Work task: Every record here should be printed again exactly.

Given information:
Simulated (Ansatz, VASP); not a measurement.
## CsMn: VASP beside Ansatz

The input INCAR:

Answer area:
Simulated (Ansatz, VASP); not a measurement.
## CsMn: VASP beside Ansatz

The input INCAR:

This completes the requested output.